= Brief =
Beginning with the first line, transcribe the entries below exactly through the line containing "Problem. Where does the relaxation end?", inclusive.

--- Listed records Enclosed Below ---
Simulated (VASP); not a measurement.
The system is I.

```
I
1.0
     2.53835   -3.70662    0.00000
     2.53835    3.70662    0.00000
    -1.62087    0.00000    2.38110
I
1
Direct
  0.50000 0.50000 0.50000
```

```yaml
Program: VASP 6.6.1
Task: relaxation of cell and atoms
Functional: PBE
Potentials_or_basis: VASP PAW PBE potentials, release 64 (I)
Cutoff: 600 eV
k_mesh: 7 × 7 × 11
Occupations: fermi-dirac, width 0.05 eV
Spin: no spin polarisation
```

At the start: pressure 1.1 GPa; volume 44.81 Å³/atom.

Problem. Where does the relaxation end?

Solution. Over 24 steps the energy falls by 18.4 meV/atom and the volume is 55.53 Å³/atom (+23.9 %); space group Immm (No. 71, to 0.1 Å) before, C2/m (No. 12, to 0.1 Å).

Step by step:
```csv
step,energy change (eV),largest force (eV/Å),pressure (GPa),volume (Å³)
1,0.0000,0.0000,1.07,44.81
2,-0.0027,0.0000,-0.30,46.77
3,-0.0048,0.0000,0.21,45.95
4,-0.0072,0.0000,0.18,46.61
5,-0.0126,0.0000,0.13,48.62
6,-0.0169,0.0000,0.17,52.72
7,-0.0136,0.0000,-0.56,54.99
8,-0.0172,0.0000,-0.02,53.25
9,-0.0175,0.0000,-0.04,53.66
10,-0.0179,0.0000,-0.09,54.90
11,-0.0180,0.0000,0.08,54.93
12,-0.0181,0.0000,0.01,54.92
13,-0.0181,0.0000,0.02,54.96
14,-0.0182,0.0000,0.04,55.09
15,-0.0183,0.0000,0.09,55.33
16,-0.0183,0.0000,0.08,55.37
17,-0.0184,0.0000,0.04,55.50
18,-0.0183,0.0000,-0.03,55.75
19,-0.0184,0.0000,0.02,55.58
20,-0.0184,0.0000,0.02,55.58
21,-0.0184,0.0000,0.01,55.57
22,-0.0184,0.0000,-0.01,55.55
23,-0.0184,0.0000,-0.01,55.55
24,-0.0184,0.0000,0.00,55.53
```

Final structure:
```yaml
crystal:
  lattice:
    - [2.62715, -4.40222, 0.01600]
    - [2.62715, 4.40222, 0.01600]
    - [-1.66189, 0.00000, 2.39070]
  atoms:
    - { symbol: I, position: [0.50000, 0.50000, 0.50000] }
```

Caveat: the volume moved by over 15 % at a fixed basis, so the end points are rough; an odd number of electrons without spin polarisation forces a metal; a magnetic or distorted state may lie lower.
--- End of Enclosed Listed records ---

= Written reply =
Simulated (VASP); not a measurement.
The system is I.

```
I
1.0
     2.53835   -3.70662    0.00000
     2.53835    3.70662    0.00000
    -1.62087    0.00000    2.38110
I
1
Direct
  0.50000 0.50000 0.50000
```

```yaml
Program: VASP 6.6.1
Task: relaxation of cell and atoms
Functional: PBE
Potentials_or_basis: VASP PAW PBE potentials, release 64 (I)
Cutoff: 600 eV
k_mesh: 7 × 7 × 11
Occupations: fermi-dirac, width 0.05 eV
Spin: no spin polarisation
```

At the start: pressure 1.1 GPa; volume 44.81 Å³/atom.

Problem. Where does the relaxation end?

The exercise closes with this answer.